* **Work order**
What is needed is the complete listing, repeated exactly.

===== Source material =====

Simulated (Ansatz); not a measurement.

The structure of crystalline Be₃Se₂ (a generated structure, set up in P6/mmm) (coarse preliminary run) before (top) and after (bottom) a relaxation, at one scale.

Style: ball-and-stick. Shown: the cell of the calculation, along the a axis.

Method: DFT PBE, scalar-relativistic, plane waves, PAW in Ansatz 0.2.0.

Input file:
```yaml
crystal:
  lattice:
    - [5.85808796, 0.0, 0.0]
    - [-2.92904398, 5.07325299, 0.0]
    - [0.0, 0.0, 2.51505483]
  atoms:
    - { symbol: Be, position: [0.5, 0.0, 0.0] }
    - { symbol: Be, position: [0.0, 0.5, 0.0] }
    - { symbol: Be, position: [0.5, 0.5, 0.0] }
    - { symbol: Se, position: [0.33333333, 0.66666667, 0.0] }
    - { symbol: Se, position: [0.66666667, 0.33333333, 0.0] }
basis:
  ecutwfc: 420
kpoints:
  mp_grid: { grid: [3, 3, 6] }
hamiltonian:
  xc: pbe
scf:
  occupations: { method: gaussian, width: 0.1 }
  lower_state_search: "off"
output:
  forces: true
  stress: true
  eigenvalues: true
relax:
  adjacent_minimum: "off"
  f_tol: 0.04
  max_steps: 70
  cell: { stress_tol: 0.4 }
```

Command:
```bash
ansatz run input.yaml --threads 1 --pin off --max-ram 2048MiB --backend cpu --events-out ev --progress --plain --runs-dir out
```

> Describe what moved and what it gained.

=====

* **Exercise solution**
Simulated (Ansatz); not a measurement.

The structure of crystalline Be₃Se₂ (a generated structure, set up in P6/mmm) (coarse preliminary run) before (top) and after (bottom) a relaxation, at one scale.

Style: ball-and-stick. Shown: the cell of the calculation, along the a axis.

Method: DFT PBE, scalar-relativistic, plane waves, PAW in Ansatz 0.2.0.

Input file:
```yaml
crystal:
  lattice:
    - [5.85808796, 0.0, 0.0]
    - [-2.92904398, 5.07325299, 0.0]
    - [0.0, 0.0, 2.51505483]
  atoms:
    - { symbol: Be, position: [0.5, 0.0, 0.0] }
    - { symbol: Be, position: [0.0, 0.5, 0.0] }
    - { symbol: Be, position: [0.5, 0.5, 0.0] }
    - { symbol: Se, position: [0.33333333, 0.66666667, 0.0] }
    - { symbol: Se, position: [0.66666667, 0.33333333, 0.0] }
basis:
  ecutwfc: 420
kpoints:
  mp_grid: { grid: [3, 3, 6] }
hamiltonian:
  xc: pbe
scf:
  occupations: { method: gaussian, width: 0.1 }
  lower_state_search: "off"
output:
  forces: true
  stress: true
  eigenvalues: true
relax:
  adjacent_minimum: "off"
  f_tol: 0.04
  max_steps: 70
  cell: { stress_tol: 0.4 }
```

Command:
```bash
ansatz run input.yaml --threads 1 --pin off --max-ram 2048MiB --backend cpu --events-out ev --progress --plain --runs-dir out
```

> Describe what moved and what it gained.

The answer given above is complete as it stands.